Supplied information:
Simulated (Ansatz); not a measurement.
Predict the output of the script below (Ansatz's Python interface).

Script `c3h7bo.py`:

Work task: Each line of the listing has to be reproduced exactly.

Answer section:
Simulated (Ansatz); not a measurement.
Predict the output of the script below (Ansatz's Python interface).

Script `c3h7bo.py`:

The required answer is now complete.